REQUIREMENT » Copy the first line of the material below and every later line through the line containing "Levels: GFN2-xTB (xtb", without any other output.

START GIVEN ENTRIES
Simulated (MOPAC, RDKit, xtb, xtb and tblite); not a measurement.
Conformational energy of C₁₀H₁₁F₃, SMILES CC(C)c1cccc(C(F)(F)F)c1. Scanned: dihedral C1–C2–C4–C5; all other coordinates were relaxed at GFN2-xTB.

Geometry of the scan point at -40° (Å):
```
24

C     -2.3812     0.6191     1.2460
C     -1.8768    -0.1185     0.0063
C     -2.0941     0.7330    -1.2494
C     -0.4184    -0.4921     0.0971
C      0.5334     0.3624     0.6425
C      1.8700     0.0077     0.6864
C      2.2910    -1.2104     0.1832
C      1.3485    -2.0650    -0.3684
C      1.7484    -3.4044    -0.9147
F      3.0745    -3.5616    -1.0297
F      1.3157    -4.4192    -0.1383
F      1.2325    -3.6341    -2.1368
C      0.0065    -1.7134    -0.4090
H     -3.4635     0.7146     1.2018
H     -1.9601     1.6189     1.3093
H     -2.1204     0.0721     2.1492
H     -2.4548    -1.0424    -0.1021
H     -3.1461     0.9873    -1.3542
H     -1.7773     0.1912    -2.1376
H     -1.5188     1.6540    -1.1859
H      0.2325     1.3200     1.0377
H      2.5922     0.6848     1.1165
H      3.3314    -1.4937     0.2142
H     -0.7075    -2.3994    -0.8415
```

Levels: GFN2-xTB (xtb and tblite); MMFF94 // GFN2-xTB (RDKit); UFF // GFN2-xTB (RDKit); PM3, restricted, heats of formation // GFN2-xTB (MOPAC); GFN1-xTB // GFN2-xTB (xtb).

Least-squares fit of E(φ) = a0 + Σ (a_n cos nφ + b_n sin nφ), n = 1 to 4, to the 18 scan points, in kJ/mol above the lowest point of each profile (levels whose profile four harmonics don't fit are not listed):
END GIVEN ENTRIES

WRITTEN SOLUTION »
Simulated (MOPAC, RDKit, xtb, xtb and tblite); not a measurement.
Conformational energy of C₁₀H₁₁F₃, SMILES CC(C)c1cccc(C(F)(F)F)c1. Scanned: dihedral C1–C2–C4–C5; all other coordinates were relaxed at GFN2-xTB.

Geometry of the scan point at -40° (Å):
```
24

C     -2.3812     0.6191     1.2460
C     -1.8768    -0.1185     0.0063
C     -2.0941     0.7330    -1.2494
C     -0.4184    -0.4921     0.0971
C      0.5334     0.3624     0.6425
C      1.8700     0.0077     0.6864
C      2.2910    -1.2104     0.1832
C      1.3485    -2.0650    -0.3684
C      1.7484    -3.4044    -0.9147
F      3.0745    -3.5616    -1.0297
F      1.3157    -4.4192    -0.1383
F      1.2325    -3.6341    -2.1368
C      0.0065    -1.7134    -0.4090
H     -3.4635     0.7146     1.2018
H     -1.9601     1.6189     1.3093
H     -2.1204     0.0721     2.1492
H     -2.4548    -1.0424    -0.1021
H     -3.1461     0.9873    -1.3542
H     -1.7773     0.1912    -2.1376
H     -1.5188     1.6540    -1.1859
H      0.2325     1.3200     1.0377
H      2.5922     0.6848     1.1165
H      3.3314    -1.4937     0.2142
H     -0.7075    -2.3994    -0.8415
```

Levels: GFN2-xTB (xtb and tblite); MMFF94 // GFN2-xTB (RDKit); UFF // GFN2-xTB (RDKit); PM3, restricted, heats of formation // GFN2-xTB (MOPAC); GFN1-xTB // GFN2-xTB (xtb).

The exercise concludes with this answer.